- **Work task**
Only an exact copy of the entries will serve as the answer.

- **Recorded data**
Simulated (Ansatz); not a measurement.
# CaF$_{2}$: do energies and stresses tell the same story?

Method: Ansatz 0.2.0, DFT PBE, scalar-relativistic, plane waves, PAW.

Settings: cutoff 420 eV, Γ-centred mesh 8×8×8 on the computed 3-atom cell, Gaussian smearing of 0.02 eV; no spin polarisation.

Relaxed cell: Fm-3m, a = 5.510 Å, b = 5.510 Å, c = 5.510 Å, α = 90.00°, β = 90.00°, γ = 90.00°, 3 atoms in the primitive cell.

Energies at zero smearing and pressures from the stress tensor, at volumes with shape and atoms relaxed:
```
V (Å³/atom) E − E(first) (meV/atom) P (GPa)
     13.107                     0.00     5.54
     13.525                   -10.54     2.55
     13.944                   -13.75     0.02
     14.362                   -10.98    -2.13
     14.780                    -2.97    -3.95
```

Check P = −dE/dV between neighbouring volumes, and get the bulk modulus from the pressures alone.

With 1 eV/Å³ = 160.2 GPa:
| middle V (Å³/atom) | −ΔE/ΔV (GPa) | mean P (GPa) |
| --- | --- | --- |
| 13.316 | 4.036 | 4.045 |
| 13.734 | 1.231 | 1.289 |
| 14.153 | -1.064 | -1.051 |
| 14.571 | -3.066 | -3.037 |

- **Task result**
Simulated (Ansatz); not a measurement.
# CaF$_{2}$: do energies and stresses tell the same story?

Method: Ansatz 0.2.0, DFT PBE, scalar-relativistic, plane waves, PAW.

Settings: cutoff 420 eV, Γ-centred mesh 8×8×8 on the computed 3-atom cell, Gaussian smearing of 0.02 eV; no spin polarisation.

Relaxed cell: Fm-3m, a = 5.510 Å, b = 5.510 Å, c = 5.510 Å, α = 90.00°, β = 90.00°, γ = 90.00°, 3 atoms in the primitive cell.

Energies at zero smearing and pressures from the stress tensor, at volumes with shape and atoms relaxed:
```
V (Å³/atom) E − E(first) (meV/atom) P (GPa)
     13.107                     0.00     5.54
     13.525                   -10.54     2.55
     13.944                   -13.75     0.02
     14.362                   -10.98    -2.13
     14.780                    -2.97    -3.95
```

Check P = −dE/dV between neighbouring volumes, and get the bulk modulus from the pressures alone.

With 1 eV/Å³ = 160.2 GPa:
| middle V (Å³/atom) | −ΔE/ΔV (GPa) | mean P (GPa) |
| --- | --- | --- |
| 13.316 | 4.036 | 4.045 |
| 13.734 | 1.231 | 1.289 |
| 14.153 | -1.064 | -1.051 |
| 14.571 | -3.066 | -3.037 |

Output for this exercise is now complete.